• Data for analysis:
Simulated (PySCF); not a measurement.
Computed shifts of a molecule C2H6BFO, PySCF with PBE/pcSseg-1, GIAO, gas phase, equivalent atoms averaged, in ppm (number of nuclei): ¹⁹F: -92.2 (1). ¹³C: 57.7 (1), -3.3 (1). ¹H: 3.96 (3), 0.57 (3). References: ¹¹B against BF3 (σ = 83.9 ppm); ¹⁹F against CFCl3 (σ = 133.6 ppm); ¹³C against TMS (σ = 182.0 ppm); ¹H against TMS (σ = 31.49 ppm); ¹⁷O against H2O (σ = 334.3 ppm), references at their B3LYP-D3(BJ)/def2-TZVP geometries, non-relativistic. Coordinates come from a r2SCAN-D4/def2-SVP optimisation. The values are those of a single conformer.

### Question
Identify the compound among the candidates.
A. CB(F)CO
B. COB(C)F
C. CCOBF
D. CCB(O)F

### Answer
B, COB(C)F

• Work order: Begin with the first line of the records and finish with the line containing "### Question". Reproduce those lines exactly, both ends included, and nothing else.

• Task solution:
Simulated (PySCF); not a measurement.
Computed shifts of a molecule C2H6BFO, PySCF with PBE/pcSseg-1, GIAO, gas phase, equivalent atoms averaged, in ppm (number of nuclei): ¹⁹F: -92.2 (1). ¹³C: 57.7 (1), -3.3 (1). ¹H: 3.96 (3), 0.57 (3). References: ¹¹B against BF3 (σ = 83.9 ppm); ¹⁹F against CFCl3 (σ = 133.6 ppm); ¹³C against TMS (σ = 182.0 ppm); ¹H against TMS (σ = 31.49 ppm); ¹⁷O against H2O (σ = 334.3 ppm), references at their B3LYP-D3(BJ)/def2-TZVP geometries, non-relativistic. Coordinates come from a r2SCAN-D4/def2-SVP optimisation. The values are those of a single conformer.

### Question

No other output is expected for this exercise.